### [Work order]
For this exercise, the reply is the listing below, reproduced exactly.

### [Extracted entries]
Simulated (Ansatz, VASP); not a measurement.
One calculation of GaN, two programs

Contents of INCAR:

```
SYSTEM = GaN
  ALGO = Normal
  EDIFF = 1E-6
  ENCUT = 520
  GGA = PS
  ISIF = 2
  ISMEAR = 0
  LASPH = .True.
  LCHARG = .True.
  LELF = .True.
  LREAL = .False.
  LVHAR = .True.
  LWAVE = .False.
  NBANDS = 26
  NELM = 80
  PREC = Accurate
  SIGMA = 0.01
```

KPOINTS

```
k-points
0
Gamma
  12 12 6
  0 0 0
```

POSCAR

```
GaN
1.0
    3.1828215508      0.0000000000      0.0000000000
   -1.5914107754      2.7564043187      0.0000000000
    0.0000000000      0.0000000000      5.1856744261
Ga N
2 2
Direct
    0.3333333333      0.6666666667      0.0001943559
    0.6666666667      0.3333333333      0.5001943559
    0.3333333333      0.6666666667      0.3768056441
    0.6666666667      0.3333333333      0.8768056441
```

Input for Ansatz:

### [Result]
Simulated (Ansatz, VASP); not a measurement.
One calculation of GaN, two programs

Contents of INCAR:

```
SYSTEM = GaN
  ALGO = Normal
  EDIFF = 1E-6
  ENCUT = 520
  GGA = PS
  ISIF = 2
  ISMEAR = 0
  LASPH = .True.
  LCHARG = .True.
  LELF = .True.
  LREAL = .False.
  LVHAR = .True.
  LWAVE = .False.
  NBANDS = 26
  NELM = 80
  PREC = Accurate
  SIGMA = 0.01
```

KPOINTS

```
k-points
0
Gamma
  12 12 6
  0 0 0
```

POSCAR

```
GaN
1.0
    3.1828215508      0.0000000000      0.0000000000
   -1.5914107754      2.7564043187      0.0000000000
    0.0000000000      0.0000000000      5.1856744261
Ga N
2 2
Direct
    0.3333333333      0.6666666667      0.0001943559
    0.6666666667      0.3333333333      0.5001943559
    0.3333333333      0.6666666667      0.3768056441
    0.6666666667      0.3333333333      0.8768056441
```

Input for Ansatz:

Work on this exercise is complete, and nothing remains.